*EXERCISE*.
Reproduce the whole listing, keeping each word unchanged.

*RECORDED DATA*.
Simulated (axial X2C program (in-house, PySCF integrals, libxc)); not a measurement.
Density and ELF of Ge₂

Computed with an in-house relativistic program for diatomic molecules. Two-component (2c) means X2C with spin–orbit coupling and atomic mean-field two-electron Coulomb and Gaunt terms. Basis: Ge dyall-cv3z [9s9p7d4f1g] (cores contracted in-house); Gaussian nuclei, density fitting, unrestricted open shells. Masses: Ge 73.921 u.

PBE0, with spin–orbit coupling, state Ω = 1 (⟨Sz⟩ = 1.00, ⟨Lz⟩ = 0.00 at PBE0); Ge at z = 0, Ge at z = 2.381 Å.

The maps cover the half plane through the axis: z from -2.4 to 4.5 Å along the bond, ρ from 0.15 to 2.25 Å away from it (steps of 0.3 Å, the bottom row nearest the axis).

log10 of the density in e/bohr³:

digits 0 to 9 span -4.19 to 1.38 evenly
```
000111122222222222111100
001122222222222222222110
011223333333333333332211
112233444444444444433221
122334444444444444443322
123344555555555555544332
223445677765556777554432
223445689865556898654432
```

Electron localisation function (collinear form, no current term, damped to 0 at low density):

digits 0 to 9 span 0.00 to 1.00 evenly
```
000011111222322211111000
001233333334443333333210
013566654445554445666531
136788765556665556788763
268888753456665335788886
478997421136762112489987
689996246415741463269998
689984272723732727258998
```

*RESPONSE*.
Simulated (axial X2C program (in-house, PySCF integrals, libxc)); not a measurement.
Density and ELF of Ge₂

Computed with an in-house relativistic program for diatomic molecules. Two-component (2c) means X2C with spin–orbit coupling and atomic mean-field two-electron Coulomb and Gaunt terms. Basis: Ge dyall-cv3z [9s9p7d4f1g] (cores contracted in-house); Gaussian nuclei, density fitting, unrestricted open shells. Masses: Ge 73.921 u.

PBE0, with spin–orbit coupling, state Ω = 1 (⟨Sz⟩ = 1.00, ⟨Lz⟩ = 0.00 at PBE0); Ge at z = 0, Ge at z = 2.381 Å.

The maps cover the half plane through the axis: z from -2.4 to 4.5 Å along the bond, ρ from 0.15 to 2.25 Å away from it (steps of 0.3 Å, the bottom row nearest the axis).

log10 of the density in e/bohr³:

digits 0 to 9 span -4.19 to 1.38 evenly
```
000111122222222222111100
001122222222222222222110
011223333333333333332211
112233444444444444433221
122334444444444444443322
123344555555555555544332
223445677765556777554432
223445689865556898654432
```

Electron localisation function (collinear form, no current term, damped to 0 at low density):

digits 0 to 9 span 0.00 to 1.00 evenly
```
000011111222322211111000
001233333334443333333210
013566654445554445666531
136788765556665556788763
268888753456665335788886
478997421136762112489987
689996246415741463269998
689984272723732727258998
```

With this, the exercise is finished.